==========

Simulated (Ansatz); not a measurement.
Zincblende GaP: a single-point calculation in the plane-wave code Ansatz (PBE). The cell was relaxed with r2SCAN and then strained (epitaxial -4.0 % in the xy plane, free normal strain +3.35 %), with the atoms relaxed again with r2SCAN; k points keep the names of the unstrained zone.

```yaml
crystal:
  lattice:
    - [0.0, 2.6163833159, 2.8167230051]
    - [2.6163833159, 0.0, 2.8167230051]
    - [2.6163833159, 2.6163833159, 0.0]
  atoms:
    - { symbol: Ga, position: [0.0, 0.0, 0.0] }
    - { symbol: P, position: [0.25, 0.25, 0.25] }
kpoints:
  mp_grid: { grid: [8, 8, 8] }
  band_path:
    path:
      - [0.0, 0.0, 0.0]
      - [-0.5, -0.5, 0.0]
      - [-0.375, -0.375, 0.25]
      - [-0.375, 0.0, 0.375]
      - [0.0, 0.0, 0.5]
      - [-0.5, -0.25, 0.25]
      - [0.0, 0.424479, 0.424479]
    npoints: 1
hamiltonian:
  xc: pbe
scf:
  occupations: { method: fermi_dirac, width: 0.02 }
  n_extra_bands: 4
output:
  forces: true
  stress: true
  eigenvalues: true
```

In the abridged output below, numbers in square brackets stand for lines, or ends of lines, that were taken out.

==========

* **Work item**: Set all the data down again, exactly as it reads above.

* **Task output**:
Simulated (Ansatz); not a measurement.
Zincblende GaP: a single-point calculation in the plane-wave code Ansatz (PBE). The cell was relaxed with r2SCAN and then strained (epitaxial -4.0 % in the xy plane, free normal strain +3.35 %), with the atoms relaxed again with r2SCAN; k points keep the names of the unstrained zone.

```yaml
crystal:
  lattice:
    - [0.0, 2.6163833159, 2.8167230051]
    - [2.6163833159, 0.0, 2.8167230051]
    - [2.6163833159, 2.6163833159, 0.0]
  atoms:
    - { symbol: Ga, position: [0.0, 0.0, 0.0] }
    - { symbol: P, position: [0.25, 0.25, 0.25] }
kpoints:
  mp_grid: { grid: [8, 8, 8] }
  band_path:
    path:
      - [0.0, 0.0, 0.0]
      - [-0.5, -0.5, 0.0]
      - [-0.375, -0.375, 0.25]
      - [-0.375, 0.0, 0.375]
      - [0.0, 0.0, 0.5]
      - [-0.5, -0.25, 0.25]
      - [0.0, 0.424479, 0.424479]
    npoints: 1
hamiltonian:
  xc: pbe
scf:
  occupations: { method: fermi_dirac, width: 0.02 }
  n_extra_bands: 4
output:
  forces: true
  stress: true
  eigenvalues: true
```

In the abridged output below, numbers in square brackets stand for lines, or ends of lines, that were taken out.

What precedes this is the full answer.